*** Opening Given entries ***

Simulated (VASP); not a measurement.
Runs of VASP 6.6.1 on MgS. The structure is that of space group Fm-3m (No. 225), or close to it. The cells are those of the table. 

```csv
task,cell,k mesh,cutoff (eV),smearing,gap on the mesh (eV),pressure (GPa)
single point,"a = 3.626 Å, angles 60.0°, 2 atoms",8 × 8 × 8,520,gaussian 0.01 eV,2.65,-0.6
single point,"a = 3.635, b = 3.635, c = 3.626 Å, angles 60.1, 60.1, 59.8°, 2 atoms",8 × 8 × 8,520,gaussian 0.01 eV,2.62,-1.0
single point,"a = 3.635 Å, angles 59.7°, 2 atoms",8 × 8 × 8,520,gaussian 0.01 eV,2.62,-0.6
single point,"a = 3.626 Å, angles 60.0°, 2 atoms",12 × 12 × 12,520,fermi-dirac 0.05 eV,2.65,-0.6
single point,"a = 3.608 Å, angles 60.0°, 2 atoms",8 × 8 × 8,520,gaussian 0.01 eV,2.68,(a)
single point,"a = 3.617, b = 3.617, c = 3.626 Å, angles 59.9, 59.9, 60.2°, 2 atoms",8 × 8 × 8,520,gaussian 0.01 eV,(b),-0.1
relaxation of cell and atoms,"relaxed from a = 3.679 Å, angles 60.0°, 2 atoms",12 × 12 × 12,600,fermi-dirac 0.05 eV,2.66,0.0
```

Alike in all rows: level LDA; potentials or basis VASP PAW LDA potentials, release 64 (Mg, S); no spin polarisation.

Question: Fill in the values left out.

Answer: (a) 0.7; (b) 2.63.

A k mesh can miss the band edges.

*** Closing Given entries ***

Look above and return each line of the records exactly, from the very first through the line with "Answer: (a) 0.7; (b) 2.63.", both included.

Simulated (VASP); not a measurement.
Runs of VASP 6.6.1 on MgS. The structure is that of space group Fm-3m (No. 225), or close to it. The cells are those of the table. 

```csv
task,cell,k mesh,cutoff (eV),smearing,gap on the mesh (eV),pressure (GPa)
single point,"a = 3.626 Å, angles 60.0°, 2 atoms",8 × 8 × 8,520,gaussian 0.01 eV,2.65,-0.6
single point,"a = 3.635, b = 3.635, c = 3.626 Å, angles 60.1, 60.1, 59.8°, 2 atoms",8 × 8 × 8,520,gaussian 0.01 eV,2.62,-1.0
single point,"a = 3.635 Å, angles 59.7°, 2 atoms",8 × 8 × 8,520,gaussian 0.01 eV,2.62,-0.6
single point,"a = 3.626 Å, angles 60.0°, 2 atoms",12 × 12 × 12,520,fermi-dirac 0.05 eV,2.65,-0.6
single point,"a = 3.608 Å, angles 60.0°, 2 atoms",8 × 8 × 8,520,gaussian 0.01 eV,2.68,(a)
single point,"a = 3.617, b = 3.617, c = 3.626 Å, angles 59.9, 59.9, 60.2°, 2 atoms",8 × 8 × 8,520,gaussian 0.01 eV,(b),-0.1
relaxation of cell and atoms,"relaxed from a = 3.679 Å, angles 60.0°, 2 atoms",12 × 12 × 12,600,fermi-dirac 0.05 eV,2.66,0.0
```

Alike in all rows: level LDA; potentials or basis VASP PAW LDA potentials, release 64 (Mg, S); no spin polarisation.

Question: Fill in the values left out.

Answer: (a) 0.7; (b) 2.63.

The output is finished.